- **Activity**
Please output the data exactly, without omitting anything.

- **Record excerpts**
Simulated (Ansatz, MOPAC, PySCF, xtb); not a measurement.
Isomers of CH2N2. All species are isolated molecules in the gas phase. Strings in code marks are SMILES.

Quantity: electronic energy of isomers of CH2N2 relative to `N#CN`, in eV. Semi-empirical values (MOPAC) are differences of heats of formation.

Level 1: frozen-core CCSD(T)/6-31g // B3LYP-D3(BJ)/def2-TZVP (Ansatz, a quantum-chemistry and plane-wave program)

- **Reply**
Simulated (Ansatz, MOPAC, PySCF, xtb); not a measurement.
Isomers of CH2N2. All species are isolated molecules in the gas phase. Strings in code marks are SMILES.

Quantity: electronic energy of isomers of CH2N2 relative to `N#CN`, in eV. Semi-empirical values (MOPAC) are differences of heats of formation.

Level 1: frozen-core CCSD(T)/6-31g // B3LYP-D3(BJ)/def2-TZVP (Ansatz, a quantum-chemistry and plane-wave program)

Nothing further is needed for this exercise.